### Work task
From the entries below, return exactly the lines beginning at the one that contains "The step: SiH₃Cl" and ending at the one that contains "(1) What are", both of them included, and only those lines.

* * * * *
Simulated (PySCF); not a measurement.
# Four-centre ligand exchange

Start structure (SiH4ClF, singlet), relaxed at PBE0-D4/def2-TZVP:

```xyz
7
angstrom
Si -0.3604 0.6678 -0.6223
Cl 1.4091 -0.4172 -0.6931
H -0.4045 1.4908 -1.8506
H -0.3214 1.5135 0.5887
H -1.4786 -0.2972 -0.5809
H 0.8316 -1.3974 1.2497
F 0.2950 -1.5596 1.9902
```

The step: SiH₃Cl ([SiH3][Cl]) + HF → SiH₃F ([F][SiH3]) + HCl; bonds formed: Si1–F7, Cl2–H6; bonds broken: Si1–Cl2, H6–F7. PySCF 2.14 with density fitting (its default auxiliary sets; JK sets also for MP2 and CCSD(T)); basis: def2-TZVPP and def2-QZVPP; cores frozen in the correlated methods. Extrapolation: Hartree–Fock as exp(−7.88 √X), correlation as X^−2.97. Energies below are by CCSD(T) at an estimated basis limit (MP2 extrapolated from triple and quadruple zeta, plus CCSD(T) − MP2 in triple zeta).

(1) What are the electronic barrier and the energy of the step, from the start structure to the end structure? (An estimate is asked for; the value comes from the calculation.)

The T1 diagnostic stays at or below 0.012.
* * * * *

### Exercise output
The step: SiH₃Cl ([SiH3][Cl]) + HF → SiH₃F ([F][SiH3]) + HCl; bonds formed: Si1–F7, Cl2–H6; bonds broken: Si1–Cl2, H6–F7. PySCF 2.14 with density fitting (its default auxiliary sets; JK sets also for MP2 and CCSD(T)); basis: def2-TZVPP and def2-QZVPP; cores frozen in the correlated methods. Extrapolation: Hartree–Fock as exp(−7.88 √X), correlation as X^−2.97. Energies below are by CCSD(T) at an estimated basis limit (MP2 extrapolated from triple and quadruple zeta, plus CCSD(T) − MP2 in triple zeta).

(1) What are the electronic barrier and the energy of the step, from the start structure to the end structure? (An estimate is asked for; the value comes from the calculation.)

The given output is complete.